**Action item:** Write out the listing below exactly, beginning at its first line and ending with the line that contains "0.501 GHz |".

**Supplied entries:**
= Beginning of Section =

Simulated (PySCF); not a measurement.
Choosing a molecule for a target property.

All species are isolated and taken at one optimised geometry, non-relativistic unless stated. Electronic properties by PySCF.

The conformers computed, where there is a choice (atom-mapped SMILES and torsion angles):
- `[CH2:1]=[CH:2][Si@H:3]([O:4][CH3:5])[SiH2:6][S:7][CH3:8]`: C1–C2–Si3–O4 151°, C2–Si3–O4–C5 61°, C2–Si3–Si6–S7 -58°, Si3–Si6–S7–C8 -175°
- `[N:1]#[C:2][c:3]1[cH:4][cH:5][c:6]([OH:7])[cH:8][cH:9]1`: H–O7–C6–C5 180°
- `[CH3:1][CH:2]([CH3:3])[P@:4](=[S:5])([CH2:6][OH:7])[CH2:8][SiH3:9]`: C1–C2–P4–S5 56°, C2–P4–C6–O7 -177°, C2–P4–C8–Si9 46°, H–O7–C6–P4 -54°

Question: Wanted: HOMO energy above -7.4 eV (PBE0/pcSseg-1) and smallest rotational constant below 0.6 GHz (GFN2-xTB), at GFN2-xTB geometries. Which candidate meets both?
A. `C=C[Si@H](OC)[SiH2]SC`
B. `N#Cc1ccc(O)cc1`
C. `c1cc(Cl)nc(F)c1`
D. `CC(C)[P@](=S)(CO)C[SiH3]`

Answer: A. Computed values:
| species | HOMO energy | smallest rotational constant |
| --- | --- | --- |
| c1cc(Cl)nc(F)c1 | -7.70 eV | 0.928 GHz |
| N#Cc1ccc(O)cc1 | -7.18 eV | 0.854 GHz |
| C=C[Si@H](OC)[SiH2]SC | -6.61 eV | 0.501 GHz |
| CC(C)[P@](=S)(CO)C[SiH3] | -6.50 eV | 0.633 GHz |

= End of Section =

**Exercise output:**
Simulated (PySCF); not a measurement.
Choosing a molecule for a target property.

All species are isolated and taken at one optimised geometry, non-relativistic unless stated. Electronic properties by PySCF.

The conformers computed, where there is a choice (atom-mapped SMILES and torsion angles):
- `[CH2:1]=[CH:2][Si@H:3]([O:4][CH3:5])[SiH2:6][S:7][CH3:8]`: C1–C2–Si3–O4 151°, C2–Si3–O4–C5 61°, C2–Si3–Si6–S7 -58°, Si3–Si6–S7–C8 -175°
- `[N:1]#[C:2][c:3]1[cH:4][cH:5][c:6]([OH:7])[cH:8][cH:9]1`: H–O7–C6–C5 180°
- `[CH3:1][CH:2]([CH3:3])[P@:4](=[S:5])([CH2:6][OH:7])[CH2:8][SiH3:9]`: C1–C2–P4–S5 56°, C2–P4–C6–O7 -177°, C2–P4–C8–Si9 46°, H–O7–C6–P4 -54°

Question: Wanted: HOMO energy above -7.4 eV (PBE0/pcSseg-1) and smallest rotational constant below 0.6 GHz (GFN2-xTB), at GFN2-xTB geometries. Which candidate meets both?
A. `C=C[Si@H](OC)[SiH2]SC`
B. `N#Cc1ccc(O)cc1`
C. `c1cc(Cl)nc(F)c1`
D. `CC(C)[P@](=S)(CO)C[SiH3]`

Answer: A. Computed values:
| species | HOMO energy | smallest rotational constant |
| --- | --- | --- |
| c1cc(Cl)nc(F)c1 | -7.70 eV | 0.928 GHz |
| N#Cc1ccc(O)cc1 | -7.18 eV | 0.854 GHz |
| C=C[Si@H](OC)[SiH2]SC | -6.61 eV | 0.501 GHz |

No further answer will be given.